**Task item**
Output, without alteration, the first line of the entries and each line after it, stopping with the line that contains "64 (Al, Ni) |".

**Supplied material**
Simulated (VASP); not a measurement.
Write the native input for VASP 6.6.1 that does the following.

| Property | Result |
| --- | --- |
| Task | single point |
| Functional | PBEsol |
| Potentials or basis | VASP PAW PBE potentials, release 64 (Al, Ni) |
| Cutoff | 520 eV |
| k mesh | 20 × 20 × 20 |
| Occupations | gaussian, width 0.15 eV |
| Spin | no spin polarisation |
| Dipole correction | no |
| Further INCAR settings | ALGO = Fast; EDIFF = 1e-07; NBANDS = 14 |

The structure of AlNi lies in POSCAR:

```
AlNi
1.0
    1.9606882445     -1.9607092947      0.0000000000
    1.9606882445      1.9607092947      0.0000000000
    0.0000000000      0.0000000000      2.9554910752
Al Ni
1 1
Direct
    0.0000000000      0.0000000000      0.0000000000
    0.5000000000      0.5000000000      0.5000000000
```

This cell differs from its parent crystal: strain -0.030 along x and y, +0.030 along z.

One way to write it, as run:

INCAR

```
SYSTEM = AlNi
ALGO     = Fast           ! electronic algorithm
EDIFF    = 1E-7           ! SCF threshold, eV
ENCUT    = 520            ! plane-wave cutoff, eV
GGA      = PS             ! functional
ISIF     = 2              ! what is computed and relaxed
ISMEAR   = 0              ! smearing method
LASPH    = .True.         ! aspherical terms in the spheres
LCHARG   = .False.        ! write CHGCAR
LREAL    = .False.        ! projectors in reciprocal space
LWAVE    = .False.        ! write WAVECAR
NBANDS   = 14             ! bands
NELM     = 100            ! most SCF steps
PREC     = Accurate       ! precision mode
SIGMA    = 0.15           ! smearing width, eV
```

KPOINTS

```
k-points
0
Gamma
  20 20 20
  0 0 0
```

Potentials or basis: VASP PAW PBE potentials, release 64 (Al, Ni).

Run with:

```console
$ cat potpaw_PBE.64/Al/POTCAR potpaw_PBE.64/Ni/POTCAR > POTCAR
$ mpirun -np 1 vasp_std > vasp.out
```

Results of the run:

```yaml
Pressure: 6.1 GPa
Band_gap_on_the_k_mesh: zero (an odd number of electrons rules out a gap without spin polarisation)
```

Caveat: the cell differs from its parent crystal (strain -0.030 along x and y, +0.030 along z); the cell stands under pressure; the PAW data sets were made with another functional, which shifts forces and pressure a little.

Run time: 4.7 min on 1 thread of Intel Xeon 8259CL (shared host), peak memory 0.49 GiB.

**Response box**
Simulated (VASP); not a measurement.
Write the native input for VASP 6.6.1 that does the following.

| Property | Result |
| --- | --- |
| Task | single point |
| Functional | PBEsol |
| Potentials or basis | VASP PAW PBE potentials, release 64 (Al, Ni) |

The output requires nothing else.